Exercise → Output the data below in full, character for character.

Source data →
○ ○ ○ ○ ○
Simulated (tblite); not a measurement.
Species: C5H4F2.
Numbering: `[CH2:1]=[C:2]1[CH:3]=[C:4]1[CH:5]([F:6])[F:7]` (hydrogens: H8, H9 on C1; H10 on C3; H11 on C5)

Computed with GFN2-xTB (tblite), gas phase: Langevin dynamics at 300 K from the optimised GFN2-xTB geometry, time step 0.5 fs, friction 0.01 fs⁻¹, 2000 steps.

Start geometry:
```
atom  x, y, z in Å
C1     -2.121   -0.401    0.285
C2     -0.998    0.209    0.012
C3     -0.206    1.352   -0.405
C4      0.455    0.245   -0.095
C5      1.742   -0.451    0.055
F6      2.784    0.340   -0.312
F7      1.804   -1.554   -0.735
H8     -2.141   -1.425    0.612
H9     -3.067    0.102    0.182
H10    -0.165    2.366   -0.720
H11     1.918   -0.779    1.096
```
○ ○ ○ ○ ○

Answer box →
Simulated (tblite); not a measurement.
Species: C5H4F2.
Numbering: `[CH2:1]=[C:2]1[CH:3]=[C:4]1[CH:5]([F:6])[F:7]` (hydrogens: H8, H9 on C1; H10 on C3; H11 on C5)

Computed with GFN2-xTB (tblite), gas phase: Langevin dynamics at 300 K from the optimised GFN2-xTB geometry, time step 0.5 fs, friction 0.01 fs⁻¹, 2000 steps.

Start geometry:
```
atom  x, y, z in Å
C1     -2.121   -0.401    0.285
C2     -0.998    0.209    0.012
C3     -0.206    1.352   -0.405
C4      0.455    0.245   -0.095
C5      1.742   -0.451    0.055
F6      2.784    0.340   -0.312
F7      1.804   -1.554   -0.735
H8     -2.141   -1.425    0.612
H9     -3.067    0.102    0.182
H10    -0.165    2.366   -0.720
H11     1.918   -0.779    1.096
```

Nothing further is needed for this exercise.